=======

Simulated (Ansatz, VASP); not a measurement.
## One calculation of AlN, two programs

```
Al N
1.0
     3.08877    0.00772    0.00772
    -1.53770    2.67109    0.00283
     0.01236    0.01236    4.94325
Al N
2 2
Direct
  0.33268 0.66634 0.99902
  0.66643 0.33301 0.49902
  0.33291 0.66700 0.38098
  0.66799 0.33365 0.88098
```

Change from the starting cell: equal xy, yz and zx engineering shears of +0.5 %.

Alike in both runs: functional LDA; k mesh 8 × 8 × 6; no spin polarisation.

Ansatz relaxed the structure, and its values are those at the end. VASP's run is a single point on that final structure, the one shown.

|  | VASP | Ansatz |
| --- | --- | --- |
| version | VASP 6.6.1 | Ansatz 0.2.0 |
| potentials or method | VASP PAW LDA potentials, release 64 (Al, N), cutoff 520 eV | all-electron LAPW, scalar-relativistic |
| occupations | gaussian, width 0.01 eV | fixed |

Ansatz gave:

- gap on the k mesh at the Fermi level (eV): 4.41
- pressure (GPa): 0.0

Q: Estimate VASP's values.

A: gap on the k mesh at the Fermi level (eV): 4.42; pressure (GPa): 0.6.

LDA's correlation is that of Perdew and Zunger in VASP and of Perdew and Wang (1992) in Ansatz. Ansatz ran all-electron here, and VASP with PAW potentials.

=======

*Work task*
Your response should hold the lines from the first line of the entries above through the line with "A: gap on the", each retyped exactly, and nothing else.

*Task answer*
Simulated (Ansatz, VASP); not a measurement.
## One calculation of AlN, two programs

```
Al N
1.0
     3.08877    0.00772    0.00772
    -1.53770    2.67109    0.00283
     0.01236    0.01236    4.94325
Al N
2 2
Direct
  0.33268 0.66634 0.99902
  0.66643 0.33301 0.49902
  0.33291 0.66700 0.38098
  0.66799 0.33365 0.88098
```

Change from the starting cell: equal xy, yz and zx engineering shears of +0.5 %.

Alike in both runs: functional LDA; k mesh 8 × 8 × 6; no spin polarisation.

Ansatz relaxed the structure, and its values are those at the end. VASP's run is a single point on that final structure, the one shown.

|  | VASP | Ansatz |
| --- | --- | --- |
| version | VASP 6.6.1 | Ansatz 0.2.0 |
| potentials or method | VASP PAW LDA potentials, release 64 (Al, N), cutoff 520 eV | all-electron LAPW, scalar-relativistic |
| occupations | gaussian, width 0.01 eV | fixed |

Ansatz gave:

- gap on the k mesh at the Fermi level (eV): 4.41
- pressure (GPa): 0.0

Q: Estimate VASP's values.

A: gap on the k mesh at the Fermi level (eV): 4.42; pressure (GPa): 0.6.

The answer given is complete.